SUPPLIED RECORDS ▸
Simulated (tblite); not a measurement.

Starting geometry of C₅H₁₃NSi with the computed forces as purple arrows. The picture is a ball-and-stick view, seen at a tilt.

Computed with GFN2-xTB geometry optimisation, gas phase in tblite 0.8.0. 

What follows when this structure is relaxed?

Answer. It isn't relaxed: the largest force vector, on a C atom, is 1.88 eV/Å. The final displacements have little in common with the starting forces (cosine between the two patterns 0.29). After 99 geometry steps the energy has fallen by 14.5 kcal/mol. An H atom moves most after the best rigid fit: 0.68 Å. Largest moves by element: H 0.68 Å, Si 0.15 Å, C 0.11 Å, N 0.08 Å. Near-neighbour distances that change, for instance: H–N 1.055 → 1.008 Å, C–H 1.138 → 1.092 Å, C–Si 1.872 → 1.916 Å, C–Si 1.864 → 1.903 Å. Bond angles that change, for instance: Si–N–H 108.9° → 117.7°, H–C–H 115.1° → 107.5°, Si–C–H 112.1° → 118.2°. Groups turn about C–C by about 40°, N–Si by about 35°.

ACTIVITY ▸ Would you please transcribe the lines above exactly, starting with the first line of the material and ending with the line that has "Computed with GFN2-xTB"?

TASK RESPONSE ▸
Simulated (tblite); not a measurement.

Starting geometry of C₅H₁₃NSi with the computed forces as purple arrows. The picture is a ball-and-stick view, seen at a tilt.

Computed with GFN2-xTB geometry optimisation, gas phase in tblite 0.8.0. 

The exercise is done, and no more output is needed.